Given entries ::
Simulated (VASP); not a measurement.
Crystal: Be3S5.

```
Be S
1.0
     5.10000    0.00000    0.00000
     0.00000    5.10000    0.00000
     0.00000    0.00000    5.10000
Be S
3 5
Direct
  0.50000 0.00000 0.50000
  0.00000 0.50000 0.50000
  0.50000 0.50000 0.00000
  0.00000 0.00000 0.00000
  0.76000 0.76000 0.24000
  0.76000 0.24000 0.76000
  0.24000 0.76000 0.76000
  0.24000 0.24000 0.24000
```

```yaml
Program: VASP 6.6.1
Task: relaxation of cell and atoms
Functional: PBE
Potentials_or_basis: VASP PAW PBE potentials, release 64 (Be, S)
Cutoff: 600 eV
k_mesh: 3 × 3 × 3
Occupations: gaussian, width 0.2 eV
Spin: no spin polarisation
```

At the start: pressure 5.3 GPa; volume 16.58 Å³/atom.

Work order ::
Copy each line of the material exactly as shown.

Exercise solution ::
Simulated (VASP); not a measurement.
Crystal: Be3S5.

```
Be S
1.0
     5.10000    0.00000    0.00000
     0.00000    5.10000    0.00000
     0.00000    0.00000    5.10000
Be S
3 5
Direct
  0.50000 0.00000 0.50000
  0.00000 0.50000 0.50000
  0.50000 0.50000 0.00000
  0.00000 0.00000 0.00000
  0.76000 0.76000 0.24000
  0.76000 0.24000 0.76000
  0.24000 0.76000 0.76000
  0.24000 0.24000 0.24000
```

```yaml
Program: VASP 6.6.1
Task: relaxation of cell and atoms
Functional: PBE
Potentials_or_basis: VASP PAW PBE potentials, release 64 (Be, S)
Cutoff: 600 eV
k_mesh: 3 × 3 × 3
Occupations: gaussian, width 0.2 eV
Spin: no spin polarisation
```

At the start: pressure 5.3 GPa; volume 16.58 Å³/atom.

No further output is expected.